• [Assignment]
Copy every record that appears below, exactly as it stands.

• [Data supplied]
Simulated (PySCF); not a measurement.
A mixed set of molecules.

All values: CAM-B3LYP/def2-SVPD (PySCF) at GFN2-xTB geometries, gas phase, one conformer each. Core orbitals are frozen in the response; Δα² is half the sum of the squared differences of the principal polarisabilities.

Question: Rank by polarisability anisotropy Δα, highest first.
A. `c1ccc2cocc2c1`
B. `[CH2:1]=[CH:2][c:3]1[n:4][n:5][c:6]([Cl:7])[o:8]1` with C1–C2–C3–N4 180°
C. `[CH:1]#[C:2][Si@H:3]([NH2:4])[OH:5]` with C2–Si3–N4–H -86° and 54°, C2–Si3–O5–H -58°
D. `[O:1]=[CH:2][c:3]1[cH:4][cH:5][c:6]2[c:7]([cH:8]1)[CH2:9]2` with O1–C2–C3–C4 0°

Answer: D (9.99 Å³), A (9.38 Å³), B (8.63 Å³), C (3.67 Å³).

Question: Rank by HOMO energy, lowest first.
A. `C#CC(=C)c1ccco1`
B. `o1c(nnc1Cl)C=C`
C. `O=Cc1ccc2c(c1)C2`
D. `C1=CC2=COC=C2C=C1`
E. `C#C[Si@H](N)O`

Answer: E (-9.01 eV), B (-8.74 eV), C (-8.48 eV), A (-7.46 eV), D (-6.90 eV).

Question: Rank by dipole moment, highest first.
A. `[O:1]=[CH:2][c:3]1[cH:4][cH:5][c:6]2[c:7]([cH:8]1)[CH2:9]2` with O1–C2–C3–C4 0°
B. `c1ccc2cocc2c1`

• [Reply]
Simulated (PySCF); not a measurement.
A mixed set of molecules.

All values: CAM-B3LYP/def2-SVPD (PySCF) at GFN2-xTB geometries, gas phase, one conformer each. Core orbitals are frozen in the response; Δα² is half the sum of the squared differences of the principal polarisabilities.

Question: Rank by polarisability anisotropy Δα, highest first.
A. `c1ccc2cocc2c1`
B. `[CH2:1]=[CH:2][c:3]1[n:4][n:5][c:6]([Cl:7])[o:8]1` with C1–C2–C3–N4 180°
C. `[CH:1]#[C:2][Si@H:3]([NH2:4])[OH:5]` with C2–Si3–N4–H -86° and 54°, C2–Si3–O5–H -58°
D. `[O:1]=[CH:2][c:3]1[cH:4][cH:5][c:6]2[c:7]([cH:8]1)[CH2:9]2` with O1–C2–C3–C4 0°

Answer: D (9.99 Å³), A (9.38 Å³), B (8.63 Å³), C (3.67 Å³).

Question: Rank by HOMO energy, lowest first.
A. `C#CC(=C)c1ccco1`
B. `o1c(nnc1Cl)C=C`
C. `O=Cc1ccc2c(c1)C2`
D. `C1=CC2=COC=C2C=C1`
E. `C#C[Si@H](N)O`

Answer: E (-9.01 eV), B (-8.74 eV), C (-8.48 eV), A (-7.46 eV), D (-6.90 eV).

Question: Rank by dipole moment, highest first.
A. `[O:1]=[CH:2][c:3]1[cH:4][cH:5][c:6]2[c:7]([cH:8]1)[CH2:9]2` with O1–C2–C3–C4 0°
B. `c1ccc2cocc2c1`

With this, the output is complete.